Set down exactly, from the records below, the line with "These files were" through the line with "Caveat: the cell stands under pressure.", and nothing else.

====== Entries provided ======
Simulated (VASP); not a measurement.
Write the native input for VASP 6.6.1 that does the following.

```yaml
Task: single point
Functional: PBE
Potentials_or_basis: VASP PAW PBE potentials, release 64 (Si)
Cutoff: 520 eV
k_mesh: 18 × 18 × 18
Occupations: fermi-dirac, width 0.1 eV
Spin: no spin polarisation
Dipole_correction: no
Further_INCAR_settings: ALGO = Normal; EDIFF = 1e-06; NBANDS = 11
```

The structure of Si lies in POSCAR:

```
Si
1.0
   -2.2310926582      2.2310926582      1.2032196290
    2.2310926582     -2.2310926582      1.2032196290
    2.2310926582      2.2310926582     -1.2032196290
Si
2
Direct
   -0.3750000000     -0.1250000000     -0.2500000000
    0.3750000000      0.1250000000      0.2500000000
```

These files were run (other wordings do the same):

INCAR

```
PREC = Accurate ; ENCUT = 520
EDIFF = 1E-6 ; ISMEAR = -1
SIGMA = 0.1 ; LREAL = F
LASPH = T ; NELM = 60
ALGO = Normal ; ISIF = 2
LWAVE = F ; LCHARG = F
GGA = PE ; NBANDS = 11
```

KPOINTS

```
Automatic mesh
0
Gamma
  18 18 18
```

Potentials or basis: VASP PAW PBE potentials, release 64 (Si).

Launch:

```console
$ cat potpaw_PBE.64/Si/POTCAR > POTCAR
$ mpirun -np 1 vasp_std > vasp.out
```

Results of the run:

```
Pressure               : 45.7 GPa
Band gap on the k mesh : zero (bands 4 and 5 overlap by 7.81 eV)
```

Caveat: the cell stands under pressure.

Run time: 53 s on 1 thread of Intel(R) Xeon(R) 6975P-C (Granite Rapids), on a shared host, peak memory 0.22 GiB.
======

# Your solution
These files were run (other wordings do the same):

INCAR

```
PREC = Accurate ; ENCUT = 520
EDIFF = 1E-6 ; ISMEAR = -1
SIGMA = 0.1 ; LREAL = F
LASPH = T ; NELM = 60
ALGO = Normal ; ISIF = 2
LWAVE = F ; LCHARG = F
GGA = PE ; NBANDS = 11
```

KPOINTS

```
Automatic mesh
0
Gamma
  18 18 18
```

Potentials or basis: VASP PAW PBE potentials, release 64 (Si).

Launch:

```console
$ cat potpaw_PBE.64/Si/POTCAR > POTCAR
$ mpirun -np 1 vasp_std > vasp.out
```

Results of the run:

```
Pressure               : 45.7 GPa
Band gap on the k mesh : zero (bands 4 and 5 overlap by 7.81 eV)
```

Caveat: the cell stands under pressure.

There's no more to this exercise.